Both the line below containing "B. N[Si@H]([SiH3])N[SiH3]" and the line containing "D. N[SiH2][SiH2]N[SiH3]", along with every line between them, should be repeated exactly; no other line belongs in the answer.

○ ○ ○ ○
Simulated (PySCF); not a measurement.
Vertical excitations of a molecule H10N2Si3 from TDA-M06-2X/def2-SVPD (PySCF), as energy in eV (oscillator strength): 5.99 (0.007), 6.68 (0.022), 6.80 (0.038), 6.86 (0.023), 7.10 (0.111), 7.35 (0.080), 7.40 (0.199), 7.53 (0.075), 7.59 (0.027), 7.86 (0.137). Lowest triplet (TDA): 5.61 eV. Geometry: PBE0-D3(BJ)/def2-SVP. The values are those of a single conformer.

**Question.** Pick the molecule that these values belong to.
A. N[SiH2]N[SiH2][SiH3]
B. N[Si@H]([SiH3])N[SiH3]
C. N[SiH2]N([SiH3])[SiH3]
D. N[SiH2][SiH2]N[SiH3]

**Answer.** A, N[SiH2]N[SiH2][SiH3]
○ ○ ○ ○

## [Your response]
B. N[Si@H]([SiH3])N[SiH3]
C. N[SiH2]N([SiH3])[SiH3]
D. N[SiH2][SiH2]N[SiH3]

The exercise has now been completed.